REQUIRED ACTION:
Write out, please, the lines from the beginning of the material to the line with "The calculation used", including both ends and nothing else.

%%
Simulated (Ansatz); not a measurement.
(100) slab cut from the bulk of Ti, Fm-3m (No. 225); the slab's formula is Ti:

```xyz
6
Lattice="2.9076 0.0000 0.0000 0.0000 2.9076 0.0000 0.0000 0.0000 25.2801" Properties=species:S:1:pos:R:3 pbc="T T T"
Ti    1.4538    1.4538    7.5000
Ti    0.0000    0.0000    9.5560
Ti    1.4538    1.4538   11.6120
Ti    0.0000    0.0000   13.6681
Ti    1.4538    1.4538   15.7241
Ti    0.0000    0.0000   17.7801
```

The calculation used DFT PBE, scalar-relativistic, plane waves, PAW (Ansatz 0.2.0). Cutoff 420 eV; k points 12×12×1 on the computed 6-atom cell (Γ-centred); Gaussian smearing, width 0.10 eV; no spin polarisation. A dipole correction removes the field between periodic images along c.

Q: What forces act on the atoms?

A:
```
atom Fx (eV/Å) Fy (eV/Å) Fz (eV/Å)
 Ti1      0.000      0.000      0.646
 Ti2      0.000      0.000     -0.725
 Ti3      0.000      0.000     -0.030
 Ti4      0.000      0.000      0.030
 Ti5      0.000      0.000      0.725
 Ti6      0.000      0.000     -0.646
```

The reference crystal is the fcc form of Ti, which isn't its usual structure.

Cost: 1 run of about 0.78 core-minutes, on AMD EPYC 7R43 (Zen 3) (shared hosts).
%%

ANSWER SECTION:
Simulated (Ansatz); not a measurement.
(100) slab cut from the bulk of Ti, Fm-3m (No. 225); the slab's formula is Ti:

```xyz
6
Lattice="2.9076 0.0000 0.0000 0.0000 2.9076 0.0000 0.0000 0.0000 25.2801" Properties=species:S:1:pos:R:3 pbc="T T T"
Ti    1.4538    1.4538    7.5000
Ti    0.0000    0.0000    9.5560
Ti    1.4538    1.4538   11.6120
Ti    0.0000    0.0000   13.6681
Ti    1.4538    1.4538   15.7241
Ti    0.0000    0.0000   17.7801
```

The calculation used DFT PBE, scalar-relativistic, plane waves, PAW (Ansatz 0.2.0). Cutoff 420 eV; k points 12×12×1 on the computed 6-atom cell (Γ-centred); Gaussian smearing, width 0.10 eV; no spin polarisation. A dipole correction removes the field between periodic images along c.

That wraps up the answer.